__Assignment__.
Set down each entry below exactly as it stands.

__Data to examine__.
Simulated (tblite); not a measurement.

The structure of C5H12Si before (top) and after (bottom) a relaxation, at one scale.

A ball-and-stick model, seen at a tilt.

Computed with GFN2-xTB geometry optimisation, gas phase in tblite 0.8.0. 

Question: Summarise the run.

__Worked solution__.
Simulated (tblite); not a measurement.

The structure of C5H12Si before (top) and after (bottom) a relaxation, at one scale.

A ball-and-stick model, seen at a tilt.

Computed with GFN2-xTB geometry optimisation, gas phase in tblite 0.8.0. 

Question: Summarise the run.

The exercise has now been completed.